══ Study material ══

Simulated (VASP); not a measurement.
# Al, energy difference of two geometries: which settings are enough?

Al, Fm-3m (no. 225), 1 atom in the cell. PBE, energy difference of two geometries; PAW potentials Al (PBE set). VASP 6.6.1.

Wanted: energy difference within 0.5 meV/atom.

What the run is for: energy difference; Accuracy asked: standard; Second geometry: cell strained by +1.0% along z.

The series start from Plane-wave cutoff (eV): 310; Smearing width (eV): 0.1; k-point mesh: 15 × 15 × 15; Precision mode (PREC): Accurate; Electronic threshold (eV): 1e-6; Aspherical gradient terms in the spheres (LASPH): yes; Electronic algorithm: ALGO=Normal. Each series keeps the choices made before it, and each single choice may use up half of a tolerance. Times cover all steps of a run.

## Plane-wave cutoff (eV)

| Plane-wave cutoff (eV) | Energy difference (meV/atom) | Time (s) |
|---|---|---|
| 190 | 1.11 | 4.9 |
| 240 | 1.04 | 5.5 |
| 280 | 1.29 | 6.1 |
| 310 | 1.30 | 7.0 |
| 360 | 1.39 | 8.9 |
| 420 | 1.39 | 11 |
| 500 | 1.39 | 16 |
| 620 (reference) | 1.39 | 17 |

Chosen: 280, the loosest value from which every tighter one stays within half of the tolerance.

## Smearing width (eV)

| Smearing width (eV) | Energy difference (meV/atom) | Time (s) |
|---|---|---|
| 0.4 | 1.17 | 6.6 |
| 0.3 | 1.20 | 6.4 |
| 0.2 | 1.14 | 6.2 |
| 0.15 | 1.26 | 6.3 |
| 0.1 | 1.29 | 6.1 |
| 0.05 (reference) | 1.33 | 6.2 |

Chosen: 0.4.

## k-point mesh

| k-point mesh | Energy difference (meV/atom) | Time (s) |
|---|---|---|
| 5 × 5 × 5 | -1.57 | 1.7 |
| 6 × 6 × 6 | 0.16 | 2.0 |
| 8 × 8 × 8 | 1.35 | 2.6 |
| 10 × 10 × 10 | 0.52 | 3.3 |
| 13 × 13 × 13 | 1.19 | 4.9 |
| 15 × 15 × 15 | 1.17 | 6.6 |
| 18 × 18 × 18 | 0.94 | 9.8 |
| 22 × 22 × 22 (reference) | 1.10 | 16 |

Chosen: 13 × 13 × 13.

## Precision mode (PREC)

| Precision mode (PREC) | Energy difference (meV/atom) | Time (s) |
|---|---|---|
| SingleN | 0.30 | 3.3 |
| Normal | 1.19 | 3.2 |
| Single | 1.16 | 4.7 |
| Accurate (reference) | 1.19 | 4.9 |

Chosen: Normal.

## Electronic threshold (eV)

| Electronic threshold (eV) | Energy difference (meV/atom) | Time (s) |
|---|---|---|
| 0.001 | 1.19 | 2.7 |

═══

• _Exercise_
Only the lines from the start of the data to the line holding "Wanted: energy difference" are wanted; return them exactly, both ends included.

• _Your solution_
Simulated (VASP); not a measurement.
# Al, energy difference of two geometries: which settings are enough?

Al, Fm-3m (no. 225), 1 atom in the cell. PBE, energy difference of two geometries; PAW potentials Al (PBE set). VASP 6.6.1.

Wanted: energy difference within 0.5 meV/atom.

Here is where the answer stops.